_Action item_:
From the records below, transcribe exactly the lines that begin at the line with "A run of VASP" and end at the line with "Question: Estimate the wall time of this run.", both included.

_Dataset excerpts_:
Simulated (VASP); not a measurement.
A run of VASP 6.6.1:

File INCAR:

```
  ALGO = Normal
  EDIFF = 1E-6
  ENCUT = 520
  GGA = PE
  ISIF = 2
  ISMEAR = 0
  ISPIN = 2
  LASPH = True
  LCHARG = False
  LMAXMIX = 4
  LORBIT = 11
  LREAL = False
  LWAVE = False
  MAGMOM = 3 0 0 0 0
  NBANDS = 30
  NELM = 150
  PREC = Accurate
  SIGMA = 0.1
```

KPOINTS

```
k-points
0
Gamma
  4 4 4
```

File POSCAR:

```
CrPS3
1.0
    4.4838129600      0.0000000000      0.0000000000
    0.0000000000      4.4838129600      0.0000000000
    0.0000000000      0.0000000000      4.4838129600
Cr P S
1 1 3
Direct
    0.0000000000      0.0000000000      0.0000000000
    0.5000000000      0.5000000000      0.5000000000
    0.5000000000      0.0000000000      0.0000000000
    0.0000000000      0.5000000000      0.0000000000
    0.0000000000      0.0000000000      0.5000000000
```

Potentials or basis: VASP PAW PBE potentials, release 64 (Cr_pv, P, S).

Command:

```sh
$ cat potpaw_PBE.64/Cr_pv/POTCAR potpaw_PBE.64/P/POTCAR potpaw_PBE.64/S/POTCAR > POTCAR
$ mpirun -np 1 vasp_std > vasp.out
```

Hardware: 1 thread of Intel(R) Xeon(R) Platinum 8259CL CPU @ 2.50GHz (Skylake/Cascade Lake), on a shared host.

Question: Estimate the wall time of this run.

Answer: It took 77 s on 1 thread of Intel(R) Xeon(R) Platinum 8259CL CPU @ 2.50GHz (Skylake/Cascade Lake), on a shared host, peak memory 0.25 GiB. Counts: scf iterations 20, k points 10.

_Written reply_:
A run of VASP 6.6.1:

File INCAR:

```
  ALGO = Normal
  EDIFF = 1E-6
  ENCUT = 520
  GGA = PE
  ISIF = 2
  ISMEAR = 0
  ISPIN = 2
  LASPH = True
  LCHARG = False
  LMAXMIX = 4
  LORBIT = 11
  LREAL = False
  LWAVE = False
  MAGMOM = 3 0 0 0 0
  NBANDS = 30
  NELM = 150
  PREC = Accurate
  SIGMA = 0.1
```

KPOINTS

```
k-points
0
Gamma
  4 4 4
```

File POSCAR:

```
CrPS3
1.0
    4.4838129600      0.0000000000      0.0000000000
    0.0000000000      4.4838129600      0.0000000000
    0.0000000000      0.0000000000      4.4838129600
Cr P S
1 1 3
Direct
    0.0000000000      0.0000000000      0.0000000000
    0.5000000000      0.5000000000      0.5000000000
    0.5000000000      0.0000000000      0.0000000000
    0.0000000000      0.5000000000      0.0000000000
    0.0000000000      0.0000000000      0.5000000000
```

Potentials or basis: VASP PAW PBE potentials, release 64 (Cr_pv, P, S).

Command:

```sh
$ cat potpaw_PBE.64/Cr_pv/POTCAR potpaw_PBE.64/P/POTCAR potpaw_PBE.64/S/POTCAR > POTCAR
$ mpirun -np 1 vasp_std > vasp.out
```

Hardware: 1 thread of Intel(R) Xeon(R) Platinum 8259CL CPU @ 2.50GHz (Skylake/Cascade Lake), on a shared host.

Question: Estimate the wall time of this run.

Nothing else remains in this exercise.